• Record extracts:
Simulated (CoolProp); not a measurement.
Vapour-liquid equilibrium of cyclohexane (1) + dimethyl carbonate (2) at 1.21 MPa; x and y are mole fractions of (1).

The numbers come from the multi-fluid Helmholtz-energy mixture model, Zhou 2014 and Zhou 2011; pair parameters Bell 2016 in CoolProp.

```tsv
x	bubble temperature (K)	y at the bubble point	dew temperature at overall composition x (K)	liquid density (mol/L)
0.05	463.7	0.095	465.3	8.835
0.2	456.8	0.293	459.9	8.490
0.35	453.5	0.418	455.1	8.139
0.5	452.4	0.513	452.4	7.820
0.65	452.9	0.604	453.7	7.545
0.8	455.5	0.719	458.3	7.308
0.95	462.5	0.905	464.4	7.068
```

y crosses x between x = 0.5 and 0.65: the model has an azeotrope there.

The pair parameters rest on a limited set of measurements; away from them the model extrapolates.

• Work instruction: Copy out the entire listing again, word for word.

• Solution:
Simulated (CoolProp); not a measurement.
Vapour-liquid equilibrium of cyclohexane (1) + dimethyl carbonate (2) at 1.21 MPa; x and y are mole fractions of (1).

The numbers come from the multi-fluid Helmholtz-energy mixture model, Zhou 2014 and Zhou 2011; pair parameters Bell 2016 in CoolProp.

```tsv
x	bubble temperature (K)	y at the bubble point	dew temperature at overall composition x (K)	liquid density (mol/L)
0.05	463.7	0.095	465.3	8.835
0.2	456.8	0.293	459.9	8.490
0.35	453.5	0.418	455.1	8.139
0.5	452.4	0.513	452.4	7.820
0.65	452.9	0.604	453.7	7.545
0.8	455.5	0.719	458.3	7.308
0.95	462.5	0.905	464.4	7.068
```

y crosses x between x = 0.5 and 0.65: the model has an azeotrope there.

The pair parameters rest on a limited set of measurements; away from them the model extrapolates.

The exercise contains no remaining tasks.